■ Input data
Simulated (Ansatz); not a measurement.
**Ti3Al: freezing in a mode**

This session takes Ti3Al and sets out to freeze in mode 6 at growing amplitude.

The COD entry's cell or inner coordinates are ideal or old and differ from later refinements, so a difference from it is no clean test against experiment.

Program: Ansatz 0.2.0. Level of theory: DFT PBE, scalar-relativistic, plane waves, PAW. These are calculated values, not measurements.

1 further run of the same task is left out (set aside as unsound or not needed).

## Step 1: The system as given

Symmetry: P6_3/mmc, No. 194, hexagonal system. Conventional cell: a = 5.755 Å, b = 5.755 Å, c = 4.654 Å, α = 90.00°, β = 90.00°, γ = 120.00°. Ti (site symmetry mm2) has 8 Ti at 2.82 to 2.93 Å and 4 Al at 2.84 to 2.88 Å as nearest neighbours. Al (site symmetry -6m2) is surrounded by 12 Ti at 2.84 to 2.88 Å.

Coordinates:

■ Brief
In the records above, find the line containing "## Step 1: The system as given" and restate word for word every line from the first through that one.

■ Task result
Simulated (Ansatz); not a measurement.
**Ti3Al: freezing in a mode**

This session takes Ti3Al and sets out to freeze in mode 6 at growing amplitude.

The COD entry's cell or inner coordinates are ideal or old and differ from later refinements, so a difference from it is no clean test against experiment.

Program: Ansatz 0.2.0. Level of theory: DFT PBE, scalar-relativistic, plane waves, PAW. These are calculated values, not measurements.

1 further run of the same task is left out (set aside as unsound or not needed).

## Step 1: The system as given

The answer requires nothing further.